#### Information provided ####

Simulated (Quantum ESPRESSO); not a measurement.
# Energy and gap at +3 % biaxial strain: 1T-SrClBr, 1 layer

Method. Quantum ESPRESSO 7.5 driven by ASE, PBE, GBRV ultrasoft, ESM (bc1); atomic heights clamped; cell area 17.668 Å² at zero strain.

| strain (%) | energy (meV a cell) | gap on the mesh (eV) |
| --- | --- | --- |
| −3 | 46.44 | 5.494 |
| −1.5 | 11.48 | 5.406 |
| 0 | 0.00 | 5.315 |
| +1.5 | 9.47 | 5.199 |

####

Action item.
Word for word, write out each of the records shown above.

Answer space.
Simulated (Quantum ESPRESSO); not a measurement.
# Energy and gap at +3 % biaxial strain: 1T-SrClBr, 1 layer

Method. Quantum ESPRESSO 7.5 driven by ASE, PBE, GBRV ultrasoft, ESM (bc1); atomic heights clamped; cell area 17.668 Å² at zero strain.

| strain (%) | energy (meV a cell) | gap on the mesh (eV) |
| --- | --- | --- |
| −3 | 46.44 | 5.494 |
| −1.5 | 11.48 | 5.406 |
| 0 | 0.00 | 5.315 |
| +1.5 | 9.47 | 5.199 |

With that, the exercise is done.